Task item: Nothing may be added, dropped, or altered; restate the listing word for word.

Data listing:

————————

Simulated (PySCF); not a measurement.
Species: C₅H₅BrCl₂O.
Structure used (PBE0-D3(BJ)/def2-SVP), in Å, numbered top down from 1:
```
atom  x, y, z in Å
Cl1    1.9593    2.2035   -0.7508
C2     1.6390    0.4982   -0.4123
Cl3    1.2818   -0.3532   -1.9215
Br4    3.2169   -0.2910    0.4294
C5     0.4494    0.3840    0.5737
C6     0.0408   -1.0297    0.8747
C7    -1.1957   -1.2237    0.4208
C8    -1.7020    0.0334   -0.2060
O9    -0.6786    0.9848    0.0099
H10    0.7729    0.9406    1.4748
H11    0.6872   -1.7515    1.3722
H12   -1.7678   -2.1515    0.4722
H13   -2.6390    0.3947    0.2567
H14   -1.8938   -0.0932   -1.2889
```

————————

Solution:
Simulated (PySCF); not a measurement.
Species: C₅H₅BrCl₂O.
Structure used (PBE0-D3(BJ)/def2-SVP), in Å, numbered top down from 1:
```
atom  x, y, z in Å
Cl1    1.9593    2.2035   -0.7508
C2     1.6390    0.4982   -0.4123
Cl3    1.2818   -0.3532   -1.9215
Br4    3.2169   -0.2910    0.4294
C5     0.4494    0.3840    0.5737
C6     0.0408   -1.0297    0.8747
C7    -1.1957   -1.2237    0.4208
C8    -1.7020    0.0334   -0.2060
O9    -0.6786    0.9848    0.0099
H10    0.7729    0.9406    1.4748
H11    0.6872   -1.7515    1.3722
H12   -1.7678   -2.1515    0.4722
H13   -2.6390    0.3947    0.2567
H14   -1.8938   -0.0932   -1.2889
```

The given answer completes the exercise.